> **Work instruction**
Would you restate word for word the lines of the listing, beginning at the first and ending with the line that holds "Caveats: the cell"?

....................

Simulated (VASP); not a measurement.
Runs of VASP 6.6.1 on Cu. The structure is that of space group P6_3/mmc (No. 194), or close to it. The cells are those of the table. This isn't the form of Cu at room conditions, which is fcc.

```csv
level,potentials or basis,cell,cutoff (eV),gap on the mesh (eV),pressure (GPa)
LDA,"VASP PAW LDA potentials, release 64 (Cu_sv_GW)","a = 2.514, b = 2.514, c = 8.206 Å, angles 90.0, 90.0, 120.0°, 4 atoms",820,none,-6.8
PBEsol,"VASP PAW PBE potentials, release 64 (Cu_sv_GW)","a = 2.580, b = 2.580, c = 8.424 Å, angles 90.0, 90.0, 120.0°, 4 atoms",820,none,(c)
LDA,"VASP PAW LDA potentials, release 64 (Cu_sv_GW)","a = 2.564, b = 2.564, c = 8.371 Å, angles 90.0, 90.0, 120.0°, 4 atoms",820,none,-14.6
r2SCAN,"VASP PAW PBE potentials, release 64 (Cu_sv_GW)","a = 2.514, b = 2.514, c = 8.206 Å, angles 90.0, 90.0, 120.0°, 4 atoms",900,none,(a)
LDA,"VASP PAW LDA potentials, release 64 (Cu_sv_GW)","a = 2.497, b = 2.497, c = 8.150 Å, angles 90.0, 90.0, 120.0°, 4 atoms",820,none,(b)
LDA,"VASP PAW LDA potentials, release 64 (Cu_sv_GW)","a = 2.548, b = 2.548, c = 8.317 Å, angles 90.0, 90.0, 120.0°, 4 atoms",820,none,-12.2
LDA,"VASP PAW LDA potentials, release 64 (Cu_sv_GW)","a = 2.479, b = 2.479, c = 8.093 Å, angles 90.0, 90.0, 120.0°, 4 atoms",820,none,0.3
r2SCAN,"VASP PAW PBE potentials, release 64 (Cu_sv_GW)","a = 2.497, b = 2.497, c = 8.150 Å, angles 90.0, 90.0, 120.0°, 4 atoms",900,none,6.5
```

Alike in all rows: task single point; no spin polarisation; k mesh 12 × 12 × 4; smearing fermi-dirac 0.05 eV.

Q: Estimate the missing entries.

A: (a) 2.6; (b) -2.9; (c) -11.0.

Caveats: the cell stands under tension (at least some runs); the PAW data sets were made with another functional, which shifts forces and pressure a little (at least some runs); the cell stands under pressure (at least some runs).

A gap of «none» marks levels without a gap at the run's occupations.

....................

> **Exercise solution**
Simulated (VASP); not a measurement.
Runs of VASP 6.6.1 on Cu. The structure is that of space group P6_3/mmc (No. 194), or close to it. The cells are those of the table. This isn't the form of Cu at room conditions, which is fcc.

```csv
level,potentials or basis,cell,cutoff (eV),gap on the mesh (eV),pressure (GPa)
LDA,"VASP PAW LDA potentials, release 64 (Cu_sv_GW)","a = 2.514, b = 2.514, c = 8.206 Å, angles 90.0, 90.0, 120.0°, 4 atoms",820,none,-6.8
PBEsol,"VASP PAW PBE potentials, release 64 (Cu_sv_GW)","a = 2.580, b = 2.580, c = 8.424 Å, angles 90.0, 90.0, 120.0°, 4 atoms",820,none,(c)
LDA,"VASP PAW LDA potentials, release 64 (Cu_sv_GW)","a = 2.564, b = 2.564, c = 8.371 Å, angles 90.0, 90.0, 120.0°, 4 atoms",820,none,-14.6
r2SCAN,"VASP PAW PBE potentials, release 64 (Cu_sv_GW)","a = 2.514, b = 2.514, c = 8.206 Å, angles 90.0, 90.0, 120.0°, 4 atoms",900,none,(a)
LDA,"VASP PAW LDA potentials, release 64 (Cu_sv_GW)","a = 2.497, b = 2.497, c = 8.150 Å, angles 90.0, 90.0, 120.0°, 4 atoms",820,none,(b)
LDA,"VASP PAW LDA potentials, release 64 (Cu_sv_GW)","a = 2.548, b = 2.548, c = 8.317 Å, angles 90.0, 90.0, 120.0°, 4 atoms",820,none,-12.2
LDA,"VASP PAW LDA potentials, release 64 (Cu_sv_GW)","a = 2.479, b = 2.479, c = 8.093 Å, angles 90.0, 90.0, 120.0°, 4 atoms",820,none,0.3
r2SCAN,"VASP PAW PBE potentials, release 64 (Cu_sv_GW)","a = 2.497, b = 2.497, c = 8.150 Å, angles 90.0, 90.0, 120.0°, 4 atoms",900,none,6.5
```

Alike in all rows: task single point; no spin polarisation; k mesh 12 × 12 × 4; smearing fermi-dirac 0.05 eV.

Q: Estimate the missing entries.

A: (a) 2.6; (b) -2.9; (c) -11.0.

Caveats: the cell stands under tension (at least some runs); the PAW data sets were made with another functional, which shifts forces and pressure a little (at least some runs); the cell stands under pressure (at least some runs).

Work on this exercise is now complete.